[Start of section]

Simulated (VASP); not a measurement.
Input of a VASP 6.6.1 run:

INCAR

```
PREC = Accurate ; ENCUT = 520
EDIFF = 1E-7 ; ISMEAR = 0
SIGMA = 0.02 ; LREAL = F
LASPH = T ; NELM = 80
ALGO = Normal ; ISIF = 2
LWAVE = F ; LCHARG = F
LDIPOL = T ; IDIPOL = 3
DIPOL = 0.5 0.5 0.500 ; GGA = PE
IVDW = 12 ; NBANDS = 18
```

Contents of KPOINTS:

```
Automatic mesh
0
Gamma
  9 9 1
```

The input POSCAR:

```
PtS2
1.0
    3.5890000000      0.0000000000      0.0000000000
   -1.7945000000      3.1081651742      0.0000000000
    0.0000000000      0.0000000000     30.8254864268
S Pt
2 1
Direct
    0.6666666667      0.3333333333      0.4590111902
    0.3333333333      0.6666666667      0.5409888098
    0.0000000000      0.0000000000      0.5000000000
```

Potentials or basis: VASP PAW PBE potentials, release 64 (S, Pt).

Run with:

[End of section]

ASSIGNMENT: Each line of the data should be reproduced exactly as it appears.

WRITTEN SOLUTION:
Simulated (VASP); not a measurement.
Input of a VASP 6.6.1 run:

INCAR

```
PREC = Accurate ; ENCUT = 520
EDIFF = 1E-7 ; ISMEAR = 0
SIGMA = 0.02 ; LREAL = F
LASPH = T ; NELM = 80
ALGO = Normal ; ISIF = 2
LWAVE = F ; LCHARG = F
LDIPOL = T ; IDIPOL = 3
DIPOL = 0.5 0.5 0.500 ; GGA = PE
IVDW = 12 ; NBANDS = 18
```

Contents of KPOINTS:

```
Automatic mesh
0
Gamma
  9 9 1
```

The input POSCAR:

```
PtS2
1.0
    3.5890000000      0.0000000000      0.0000000000
   -1.7945000000      3.1081651742      0.0000000000
    0.0000000000      0.0000000000     30.8254864268
S Pt
2 1
Direct
    0.6666666667      0.3333333333      0.4590111902
    0.3333333333      0.6666666667      0.5409888098
    0.0000000000      0.0000000000      0.5000000000
```

Potentials or basis: VASP PAW PBE potentials, release 64 (S, Pt).

Run with:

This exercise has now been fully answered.